■ **Requirement**: Start with the first line of the material. Repeat each line exactly through the one that contains "Caveat: the PAW".

+++

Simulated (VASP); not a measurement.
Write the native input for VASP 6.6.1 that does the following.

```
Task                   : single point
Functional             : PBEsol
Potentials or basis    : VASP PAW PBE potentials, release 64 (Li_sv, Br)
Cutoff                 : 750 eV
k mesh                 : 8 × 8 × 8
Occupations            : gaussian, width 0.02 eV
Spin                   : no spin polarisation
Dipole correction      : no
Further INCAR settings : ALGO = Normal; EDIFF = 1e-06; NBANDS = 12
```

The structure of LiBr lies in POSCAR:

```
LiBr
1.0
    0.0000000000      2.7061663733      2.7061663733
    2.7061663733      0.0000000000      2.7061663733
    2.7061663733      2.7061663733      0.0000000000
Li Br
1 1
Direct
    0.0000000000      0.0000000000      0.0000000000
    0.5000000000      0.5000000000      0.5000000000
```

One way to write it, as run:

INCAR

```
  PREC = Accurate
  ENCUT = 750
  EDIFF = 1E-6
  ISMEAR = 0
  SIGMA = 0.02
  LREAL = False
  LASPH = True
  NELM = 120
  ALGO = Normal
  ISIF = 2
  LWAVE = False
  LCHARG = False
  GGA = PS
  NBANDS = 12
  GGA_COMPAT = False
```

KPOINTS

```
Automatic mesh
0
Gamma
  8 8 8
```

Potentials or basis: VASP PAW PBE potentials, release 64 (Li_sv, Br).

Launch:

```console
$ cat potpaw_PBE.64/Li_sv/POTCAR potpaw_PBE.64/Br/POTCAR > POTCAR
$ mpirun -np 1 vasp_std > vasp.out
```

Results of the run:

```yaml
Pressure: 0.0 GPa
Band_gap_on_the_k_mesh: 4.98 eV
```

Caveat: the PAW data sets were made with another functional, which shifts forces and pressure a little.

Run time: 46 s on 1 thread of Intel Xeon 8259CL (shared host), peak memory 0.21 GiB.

+++

■ **Response**:
Simulated (VASP); not a measurement.
Write the native input for VASP 6.6.1 that does the following.

```
Task                   : single point
Functional             : PBEsol
Potentials or basis    : VASP PAW PBE potentials, release 64 (Li_sv, Br)
Cutoff                 : 750 eV
k mesh                 : 8 × 8 × 8
Occupations            : gaussian, width 0.02 eV
Spin                   : no spin polarisation
Dipole correction      : no
Further INCAR settings : ALGO = Normal; EDIFF = 1e-06; NBANDS = 12
```

The structure of LiBr lies in POSCAR:

```
LiBr
1.0
    0.0000000000      2.7061663733      2.7061663733
    2.7061663733      0.0000000000      2.7061663733
    2.7061663733      2.7061663733      0.0000000000
Li Br
1 1
Direct
    0.0000000000      0.0000000000      0.0000000000
    0.5000000000      0.5000000000      0.5000000000
```

One way to write it, as run:

INCAR

```
  PREC = Accurate
  ENCUT = 750
  EDIFF = 1E-6
  ISMEAR = 0
  SIGMA = 0.02
  LREAL = False
  LASPH = True
  NELM = 120
  ALGO = Normal
  ISIF = 2
  LWAVE = False
  LCHARG = False
  GGA = PS
  NBANDS = 12
  GGA_COMPAT = False
```

KPOINTS

```
Automatic mesh
0
Gamma
  8 8 8
```

Potentials or basis: VASP PAW PBE potentials, release 64 (Li_sv, Br).

Launch:

```console
$ cat potpaw_PBE.64/Li_sv/POTCAR potpaw_PBE.64/Br/POTCAR > POTCAR
$ mpirun -np 1 vasp_std > vasp.out
```

Results of the run:

```yaml
Pressure: 0.0 GPa
Band_gap_on_the_k_mesh: 4.98 eV
```

Caveat: the PAW data sets were made with another functional, which shifts forces and pressure a little.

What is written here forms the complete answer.